*** Data to examine

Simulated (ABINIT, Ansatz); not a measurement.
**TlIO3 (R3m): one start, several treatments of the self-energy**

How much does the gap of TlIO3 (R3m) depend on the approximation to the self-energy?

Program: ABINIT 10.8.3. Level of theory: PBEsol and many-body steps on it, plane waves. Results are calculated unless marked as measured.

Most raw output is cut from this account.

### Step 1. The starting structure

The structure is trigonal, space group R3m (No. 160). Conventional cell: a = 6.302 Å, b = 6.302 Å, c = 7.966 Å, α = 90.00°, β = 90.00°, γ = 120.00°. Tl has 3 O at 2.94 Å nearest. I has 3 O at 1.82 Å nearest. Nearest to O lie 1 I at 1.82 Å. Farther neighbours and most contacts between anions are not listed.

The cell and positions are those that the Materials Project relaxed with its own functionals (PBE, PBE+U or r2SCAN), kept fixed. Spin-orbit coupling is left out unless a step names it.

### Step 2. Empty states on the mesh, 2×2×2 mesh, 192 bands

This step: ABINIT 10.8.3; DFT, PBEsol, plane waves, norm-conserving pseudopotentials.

******

Activity — Without omitting anything, reproduce the whole of the data.

Response box —
Simulated (ABINIT, Ansatz); not a measurement.
**TlIO3 (R3m): one start, several treatments of the self-energy**

How much does the gap of TlIO3 (R3m) depend on the approximation to the self-energy?

Program: ABINIT 10.8.3. Level of theory: PBEsol and many-body steps on it, plane waves. Results are calculated unless marked as measured.

Most raw output is cut from this account.

### Step 1. The starting structure

The structure is trigonal, space group R3m (No. 160). Conventional cell: a = 6.302 Å, b = 6.302 Å, c = 7.966 Å, α = 90.00°, β = 90.00°, γ = 120.00°. Tl has 3 O at 2.94 Å nearest. I has 3 O at 1.82 Å nearest. Nearest to O lie 1 I at 1.82 Å. Farther neighbours and most contacts between anions are not listed.

The cell and positions are those that the Materials Project relaxed with its own functionals (PBE, PBE+U or r2SCAN), kept fixed. Spin-orbit coupling is left out unless a step names it.

### Step 2. Empty states on the mesh, 2×2×2 mesh, 192 bands

This step: ABINIT 10.8.3; DFT, PBEsol, plane waves, norm-conserving pseudopotentials.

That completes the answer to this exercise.